Task item:
Print the listing below from its opening line through the line holding "Its log is not repeated here.", both ends included.

Supplied records:
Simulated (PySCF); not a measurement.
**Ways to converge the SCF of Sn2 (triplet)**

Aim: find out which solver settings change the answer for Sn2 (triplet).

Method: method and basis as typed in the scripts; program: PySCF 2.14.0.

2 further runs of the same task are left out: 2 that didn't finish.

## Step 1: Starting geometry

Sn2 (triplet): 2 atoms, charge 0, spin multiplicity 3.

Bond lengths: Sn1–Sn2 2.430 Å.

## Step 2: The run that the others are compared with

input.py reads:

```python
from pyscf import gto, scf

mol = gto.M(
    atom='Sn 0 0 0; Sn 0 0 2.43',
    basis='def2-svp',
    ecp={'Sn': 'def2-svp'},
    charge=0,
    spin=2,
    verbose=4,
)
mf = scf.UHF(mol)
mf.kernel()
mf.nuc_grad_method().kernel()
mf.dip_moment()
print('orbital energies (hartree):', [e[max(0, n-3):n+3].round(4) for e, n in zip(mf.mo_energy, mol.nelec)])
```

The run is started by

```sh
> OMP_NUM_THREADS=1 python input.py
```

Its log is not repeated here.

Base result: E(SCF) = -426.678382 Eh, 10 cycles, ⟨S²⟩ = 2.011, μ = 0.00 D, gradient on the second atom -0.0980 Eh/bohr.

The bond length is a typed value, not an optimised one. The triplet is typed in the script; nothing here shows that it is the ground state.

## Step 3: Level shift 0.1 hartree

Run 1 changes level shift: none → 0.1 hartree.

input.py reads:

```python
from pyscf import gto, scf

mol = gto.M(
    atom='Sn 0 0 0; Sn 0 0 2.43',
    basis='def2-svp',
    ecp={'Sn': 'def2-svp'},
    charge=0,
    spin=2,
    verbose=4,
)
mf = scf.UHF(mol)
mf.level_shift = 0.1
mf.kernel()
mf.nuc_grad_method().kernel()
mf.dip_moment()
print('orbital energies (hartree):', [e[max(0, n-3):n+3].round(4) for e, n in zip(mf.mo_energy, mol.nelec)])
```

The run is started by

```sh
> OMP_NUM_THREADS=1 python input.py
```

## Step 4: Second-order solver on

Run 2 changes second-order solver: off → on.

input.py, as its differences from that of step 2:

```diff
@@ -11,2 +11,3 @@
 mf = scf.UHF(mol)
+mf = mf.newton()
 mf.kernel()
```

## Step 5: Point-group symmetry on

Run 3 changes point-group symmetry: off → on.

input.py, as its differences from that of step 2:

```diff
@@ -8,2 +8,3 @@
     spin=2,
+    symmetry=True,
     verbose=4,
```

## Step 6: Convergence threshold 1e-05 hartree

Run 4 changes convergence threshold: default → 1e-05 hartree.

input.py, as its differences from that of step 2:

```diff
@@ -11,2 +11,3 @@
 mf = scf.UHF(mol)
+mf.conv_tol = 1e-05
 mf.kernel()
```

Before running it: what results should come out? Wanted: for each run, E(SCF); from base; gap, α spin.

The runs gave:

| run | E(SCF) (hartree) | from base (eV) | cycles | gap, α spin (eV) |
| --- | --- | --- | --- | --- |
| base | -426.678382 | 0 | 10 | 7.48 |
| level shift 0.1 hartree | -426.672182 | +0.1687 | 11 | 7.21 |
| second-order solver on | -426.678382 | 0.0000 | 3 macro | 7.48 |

Answer area:
Simulated (PySCF); not a measurement.
**Ways to converge the SCF of Sn2 (triplet)**

Aim: find out which solver settings change the answer for Sn2 (triplet).

Method: method and basis as typed in the scripts; program: PySCF 2.14.0.

2 further runs of the same task are left out: 2 that didn't finish.

## Step 1: Starting geometry

Sn2 (triplet): 2 atoms, charge 0, spin multiplicity 3.

Bond lengths: Sn1–Sn2 2.430 Å.

## Step 2: The run that the others are compared with

input.py reads:

```python
from pyscf import gto, scf

mol = gto.M(
    atom='Sn 0 0 0; Sn 0 0 2.43',
    basis='def2-svp',
    ecp={'Sn': 'def2-svp'},
    charge=0,
    spin=2,
    verbose=4,
)
mf = scf.UHF(mol)
mf.kernel()
mf.nuc_grad_method().kernel()
mf.dip_moment()
print('orbital energies (hartree):', [e[max(0, n-3):n+3].round(4) for e, n in zip(mf.mo_energy, mol.nelec)])
```

The run is started by

```sh
> OMP_NUM_THREADS=1 python input.py
```

Its log is not repeated here.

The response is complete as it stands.